■ ■ ■
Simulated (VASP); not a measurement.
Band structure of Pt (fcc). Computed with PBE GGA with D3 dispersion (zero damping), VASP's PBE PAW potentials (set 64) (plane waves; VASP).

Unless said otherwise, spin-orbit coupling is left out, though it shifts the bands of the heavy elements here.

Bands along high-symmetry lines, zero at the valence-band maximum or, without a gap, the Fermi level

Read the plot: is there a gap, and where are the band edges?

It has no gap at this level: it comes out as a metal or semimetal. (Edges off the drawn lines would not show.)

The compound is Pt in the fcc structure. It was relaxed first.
■ ■ ■

_Task item_.
What is wanted is every line from the first line of the entries through the line that contains "It has no gap", given again exactly.

_Exercise answer_.
Simulated (VASP); not a measurement.
Band structure of Pt (fcc). Computed with PBE GGA with D3 dispersion (zero damping), VASP's PBE PAW potentials (set 64) (plane waves; VASP).

Unless said otherwise, spin-orbit coupling is left out, though it shifts the bands of the heavy elements here.

Bands along high-symmetry lines, zero at the valence-band maximum or, without a gap, the Fermi level

Read the plot: is there a gap, and where are the band edges?

It has no gap at this level: it comes out as a metal or semimetal. (Edges off the drawn lines would not show.)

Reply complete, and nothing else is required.